* _Assigned task_:
The answer must be the full listing, repeated exactly.

Segment Start: Data listing
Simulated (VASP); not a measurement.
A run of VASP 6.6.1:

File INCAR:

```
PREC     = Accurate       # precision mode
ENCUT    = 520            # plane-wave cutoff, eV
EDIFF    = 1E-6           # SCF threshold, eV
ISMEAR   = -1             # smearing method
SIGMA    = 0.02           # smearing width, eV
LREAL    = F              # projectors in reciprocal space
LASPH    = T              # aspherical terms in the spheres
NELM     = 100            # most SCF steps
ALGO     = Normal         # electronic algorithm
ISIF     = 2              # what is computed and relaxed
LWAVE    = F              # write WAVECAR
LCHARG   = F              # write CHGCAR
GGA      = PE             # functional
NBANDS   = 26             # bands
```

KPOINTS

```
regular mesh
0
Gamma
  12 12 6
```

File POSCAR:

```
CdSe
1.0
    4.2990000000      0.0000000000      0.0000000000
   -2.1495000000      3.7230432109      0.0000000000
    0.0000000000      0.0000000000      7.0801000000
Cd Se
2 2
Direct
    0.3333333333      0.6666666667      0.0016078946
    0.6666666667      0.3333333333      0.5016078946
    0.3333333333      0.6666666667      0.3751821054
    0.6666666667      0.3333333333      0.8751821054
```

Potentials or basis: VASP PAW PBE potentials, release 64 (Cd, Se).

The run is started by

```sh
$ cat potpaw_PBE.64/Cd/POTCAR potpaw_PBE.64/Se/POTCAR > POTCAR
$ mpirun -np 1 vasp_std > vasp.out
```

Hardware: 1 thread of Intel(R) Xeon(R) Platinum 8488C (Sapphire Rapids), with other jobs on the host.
Segment End: Data listing

* _Written solution_:
Simulated (VASP); not a measurement.
A run of VASP 6.6.1:

File INCAR:

```
PREC     = Accurate       # precision mode
ENCUT    = 520            # plane-wave cutoff, eV
EDIFF    = 1E-6           # SCF threshold, eV
ISMEAR   = -1             # smearing method
SIGMA    = 0.02           # smearing width, eV
LREAL    = F              # projectors in reciprocal space
LASPH    = T              # aspherical terms in the spheres
NELM     = 100            # most SCF steps
ALGO     = Normal         # electronic algorithm
ISIF     = 2              # what is computed and relaxed
LWAVE    = F              # write WAVECAR
LCHARG   = F              # write CHGCAR
GGA      = PE             # functional
NBANDS   = 26             # bands
```

KPOINTS

```
regular mesh
0
Gamma
  12 12 6
```

File POSCAR:

```
CdSe
1.0
    4.2990000000      0.0000000000      0.0000000000
   -2.1495000000      3.7230432109      0.0000000000
    0.0000000000      0.0000000000      7.0801000000
Cd Se
2 2
Direct
    0.3333333333      0.6666666667      0.0016078946
    0.6666666667      0.3333333333      0.5016078946
    0.3333333333      0.6666666667      0.3751821054
    0.6666666667      0.3333333333      0.8751821054
```

Potentials or basis: VASP PAW PBE potentials, release 64 (Cd, Se).

The run is started by

```sh
$ cat potpaw_PBE.64/Cd/POTCAR potpaw_PBE.64/Se/POTCAR > POTCAR
$ mpirun -np 1 vasp_std > vasp.out
```

Hardware: 1 thread of Intel(R) Xeon(R) Platinum 8488C (Sapphire Rapids), with other jobs on the host.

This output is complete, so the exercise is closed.